THE DATA:
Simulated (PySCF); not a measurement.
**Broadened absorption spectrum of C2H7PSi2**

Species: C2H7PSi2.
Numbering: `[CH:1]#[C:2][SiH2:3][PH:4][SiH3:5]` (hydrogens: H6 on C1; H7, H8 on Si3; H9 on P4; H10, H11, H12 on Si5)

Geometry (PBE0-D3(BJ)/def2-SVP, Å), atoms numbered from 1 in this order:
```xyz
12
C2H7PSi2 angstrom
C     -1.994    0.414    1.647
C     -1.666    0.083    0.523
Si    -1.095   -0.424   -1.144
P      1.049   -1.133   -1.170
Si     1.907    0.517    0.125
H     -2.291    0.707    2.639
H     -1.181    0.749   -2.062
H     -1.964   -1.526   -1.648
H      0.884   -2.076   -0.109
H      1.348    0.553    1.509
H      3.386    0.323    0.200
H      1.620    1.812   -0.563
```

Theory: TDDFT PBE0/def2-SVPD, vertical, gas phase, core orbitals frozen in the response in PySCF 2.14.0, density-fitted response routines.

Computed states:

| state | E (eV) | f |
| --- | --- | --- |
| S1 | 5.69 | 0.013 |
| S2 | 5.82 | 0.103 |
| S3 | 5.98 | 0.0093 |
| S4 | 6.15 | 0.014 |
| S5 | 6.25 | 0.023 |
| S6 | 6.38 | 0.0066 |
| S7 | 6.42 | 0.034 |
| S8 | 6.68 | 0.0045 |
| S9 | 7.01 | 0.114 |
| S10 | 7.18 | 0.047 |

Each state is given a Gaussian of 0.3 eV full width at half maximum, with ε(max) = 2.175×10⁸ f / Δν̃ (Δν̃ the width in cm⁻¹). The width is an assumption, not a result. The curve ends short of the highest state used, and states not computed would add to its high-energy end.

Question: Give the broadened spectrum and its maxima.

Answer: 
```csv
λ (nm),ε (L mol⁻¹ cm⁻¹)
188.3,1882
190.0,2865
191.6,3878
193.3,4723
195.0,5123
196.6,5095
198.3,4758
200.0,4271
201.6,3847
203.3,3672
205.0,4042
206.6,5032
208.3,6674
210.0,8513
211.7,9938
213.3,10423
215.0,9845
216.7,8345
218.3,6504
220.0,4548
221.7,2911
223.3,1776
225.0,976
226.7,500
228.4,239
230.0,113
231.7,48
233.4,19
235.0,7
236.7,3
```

WORK INSTRUCTION: Please, starting with the first line of the material above, write out each line exactly and finish on the line that includes "7.18 | 0.047 |".

YOUR RESPONSE:
Simulated (PySCF); not a measurement.
**Broadened absorption spectrum of C2H7PSi2**

Species: C2H7PSi2.
Numbering: `[CH:1]#[C:2][SiH2:3][PH:4][SiH3:5]` (hydrogens: H6 on C1; H7, H8 on Si3; H9 on P4; H10, H11, H12 on Si5)

Geometry (PBE0-D3(BJ)/def2-SVP, Å), atoms numbered from 1 in this order:
```xyz
12
C2H7PSi2 angstrom
C     -1.994    0.414    1.647
C     -1.666    0.083    0.523
Si    -1.095   -0.424   -1.144
P      1.049   -1.133   -1.170
Si     1.907    0.517    0.125
H     -2.291    0.707    2.639
H     -1.181    0.749   -2.062
H     -1.964   -1.526   -1.648
H      0.884   -2.076   -0.109
H      1.348    0.553    1.509
H      3.386    0.323    0.200
H      1.620    1.812   -0.563
```

Theory: TDDFT PBE0/def2-SVPD, vertical, gas phase, core orbitals frozen in the response in PySCF 2.14.0, density-fitted response routines.

Computed states:

| state | E (eV) | f |
| --- | --- | --- |
| S1 | 5.69 | 0.013 |
| S2 | 5.82 | 0.103 |
| S3 | 5.98 | 0.0093 |
| S4 | 6.15 | 0.014 |
| S5 | 6.25 | 0.023 |
| S6 | 6.38 | 0.0066 |
| S7 | 6.42 | 0.034 |
| S8 | 6.68 | 0.0045 |
| S9 | 7.01 | 0.114 |
| S10 | 7.18 | 0.047 |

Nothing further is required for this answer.